* [Work instruction]:
Write out once more the lines running from the top of the entries below to the line with "## Ni⁺: M2,3 absorption edge", both ends included.

━━━ Study material

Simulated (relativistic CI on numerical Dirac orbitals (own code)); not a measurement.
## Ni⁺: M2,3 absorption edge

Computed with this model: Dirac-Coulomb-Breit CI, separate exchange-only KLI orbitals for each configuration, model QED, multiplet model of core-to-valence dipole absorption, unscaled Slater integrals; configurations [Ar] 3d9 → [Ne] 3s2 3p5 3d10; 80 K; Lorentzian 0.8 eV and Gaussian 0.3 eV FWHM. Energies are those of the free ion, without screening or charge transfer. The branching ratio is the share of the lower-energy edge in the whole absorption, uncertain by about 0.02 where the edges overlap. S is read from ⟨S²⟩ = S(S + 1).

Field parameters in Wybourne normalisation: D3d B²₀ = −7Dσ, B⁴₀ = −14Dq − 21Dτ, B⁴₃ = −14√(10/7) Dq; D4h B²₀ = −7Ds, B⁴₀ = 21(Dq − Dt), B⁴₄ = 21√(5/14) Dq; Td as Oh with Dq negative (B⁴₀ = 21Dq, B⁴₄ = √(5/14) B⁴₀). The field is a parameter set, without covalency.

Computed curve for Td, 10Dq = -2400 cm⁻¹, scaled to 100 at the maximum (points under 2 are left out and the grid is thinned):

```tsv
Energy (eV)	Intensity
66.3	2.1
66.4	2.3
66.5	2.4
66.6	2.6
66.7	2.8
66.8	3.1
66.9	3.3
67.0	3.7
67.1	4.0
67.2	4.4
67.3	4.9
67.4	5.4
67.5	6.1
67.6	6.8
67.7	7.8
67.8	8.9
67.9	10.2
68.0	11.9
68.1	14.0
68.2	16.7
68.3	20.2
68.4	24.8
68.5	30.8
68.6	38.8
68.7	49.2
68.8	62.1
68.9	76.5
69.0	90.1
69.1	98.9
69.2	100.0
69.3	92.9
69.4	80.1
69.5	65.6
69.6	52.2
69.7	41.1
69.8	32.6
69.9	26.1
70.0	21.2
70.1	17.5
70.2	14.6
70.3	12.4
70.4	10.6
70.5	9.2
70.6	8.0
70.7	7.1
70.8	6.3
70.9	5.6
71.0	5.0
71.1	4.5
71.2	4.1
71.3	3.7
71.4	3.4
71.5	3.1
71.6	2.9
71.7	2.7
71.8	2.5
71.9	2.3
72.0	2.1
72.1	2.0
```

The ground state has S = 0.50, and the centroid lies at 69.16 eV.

━━━━━━

* [Task response]:
Simulated (relativistic CI on numerical Dirac orbitals (own code)); not a measurement.
## Ni⁺: M2,3 absorption edge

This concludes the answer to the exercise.